_Work request_:
Return the data. Every word must match.

_Provided data_:
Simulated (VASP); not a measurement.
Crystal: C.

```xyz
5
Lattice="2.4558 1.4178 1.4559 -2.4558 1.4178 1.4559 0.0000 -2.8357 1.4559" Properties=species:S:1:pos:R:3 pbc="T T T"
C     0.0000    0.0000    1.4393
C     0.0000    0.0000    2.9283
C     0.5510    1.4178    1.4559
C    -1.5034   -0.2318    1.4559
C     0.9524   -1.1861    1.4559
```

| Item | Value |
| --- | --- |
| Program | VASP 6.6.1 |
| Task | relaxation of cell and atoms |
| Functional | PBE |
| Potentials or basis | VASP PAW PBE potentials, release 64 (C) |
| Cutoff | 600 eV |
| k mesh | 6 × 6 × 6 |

_Exercise solution_:
Simulated (VASP); not a measurement.
Crystal: C.

```xyz
5
Lattice="2.4558 1.4178 1.4559 -2.4558 1.4178 1.4559 0.0000 -2.8357 1.4559" Properties=species:S:1:pos:R:3 pbc="T T T"
C     0.0000    0.0000    1.4393
C     0.0000    0.0000    2.9283
C     0.5510    1.4178    1.4559
C    -1.5034   -0.2318    1.4559
C     0.9524   -1.1861    1.4559
```

| Item | Value |
| --- | --- |
| Program | VASP 6.6.1 |
| Task | relaxation of cell and atoms |
| Functional | PBE |
| Potentials or basis | VASP PAW PBE potentials, release 64 (C) |
| Cutoff | 600 eV |
| k mesh | 6 × 6 × 6 |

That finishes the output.